+ + + +

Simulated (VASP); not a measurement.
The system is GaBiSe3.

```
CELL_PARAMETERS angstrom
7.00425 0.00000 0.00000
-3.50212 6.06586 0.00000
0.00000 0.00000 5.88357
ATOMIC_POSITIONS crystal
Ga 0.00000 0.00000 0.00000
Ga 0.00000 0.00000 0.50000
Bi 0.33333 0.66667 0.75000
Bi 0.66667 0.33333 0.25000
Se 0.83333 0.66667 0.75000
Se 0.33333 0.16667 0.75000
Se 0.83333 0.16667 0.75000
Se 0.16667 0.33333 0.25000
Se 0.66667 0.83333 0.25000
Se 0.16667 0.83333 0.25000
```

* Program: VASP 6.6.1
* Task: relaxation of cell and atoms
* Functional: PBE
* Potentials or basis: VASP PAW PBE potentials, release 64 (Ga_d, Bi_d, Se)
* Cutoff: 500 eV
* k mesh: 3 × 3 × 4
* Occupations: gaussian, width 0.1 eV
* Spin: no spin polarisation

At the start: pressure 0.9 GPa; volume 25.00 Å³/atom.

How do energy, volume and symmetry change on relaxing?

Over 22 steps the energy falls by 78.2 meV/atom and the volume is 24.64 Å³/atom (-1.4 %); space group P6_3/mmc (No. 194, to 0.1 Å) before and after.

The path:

+ + + +

(Work instruction)
All of the material above should be set down again, unaltered.

(Response)
Simulated (VASP); not a measurement.
The system is GaBiSe3.

```
CELL_PARAMETERS angstrom
7.00425 0.00000 0.00000
-3.50212 6.06586 0.00000
0.00000 0.00000 5.88357
ATOMIC_POSITIONS crystal
Ga 0.00000 0.00000 0.00000
Ga 0.00000 0.00000 0.50000
Bi 0.33333 0.66667 0.75000
Bi 0.66667 0.33333 0.25000
Se 0.83333 0.66667 0.75000
Se 0.33333 0.16667 0.75000
Se 0.83333 0.16667 0.75000
Se 0.16667 0.33333 0.25000
Se 0.66667 0.83333 0.25000
Se 0.16667 0.83333 0.25000
```

* Program: VASP 6.6.1
* Task: relaxation of cell and atoms
* Functional: PBE
* Potentials or basis: VASP PAW PBE potentials, release 64 (Ga_d, Bi_d, Se)
* Cutoff: 500 eV
* k mesh: 3 × 3 × 4
* Occupations: gaussian, width 0.1 eV
* Spin: no spin polarisation

At the start: pressure 0.9 GPa; volume 25.00 Å³/atom.

How do energy, volume and symmetry change on relaxing?

Over 22 steps the energy falls by 78.2 meV/atom and the volume is 24.64 Å³/atom (-1.4 %); space group P6_3/mmc (No. 194, to 0.1 Å) before and after.

The path:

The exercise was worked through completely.